Listed records:
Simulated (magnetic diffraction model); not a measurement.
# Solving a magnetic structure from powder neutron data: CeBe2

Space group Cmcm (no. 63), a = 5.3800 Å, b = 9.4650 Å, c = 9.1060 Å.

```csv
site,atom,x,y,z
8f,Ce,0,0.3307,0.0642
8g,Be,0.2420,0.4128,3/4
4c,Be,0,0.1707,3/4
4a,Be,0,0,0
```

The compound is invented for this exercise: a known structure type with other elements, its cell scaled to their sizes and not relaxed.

Work task: Nothing in the data may change. Give it again in full.

Response:
Simulated (magnetic diffraction model); not a measurement.
# Solving a magnetic structure from powder neutron data: CeBe2

Space group Cmcm (no. 63), a = 5.3800 Å, b = 9.4650 Å, c = 9.1060 Å.

```csv
site,atom,x,y,z
8f,Ce,0,0.3307,0.0642
8g,Be,0.2420,0.4128,3/4
4c,Be,0,0.1707,3/4
4a,Be,0,0,0
```

The compound is invented for this exercise: a known structure type with other elements, its cell scaled to their sizes and not relaxed.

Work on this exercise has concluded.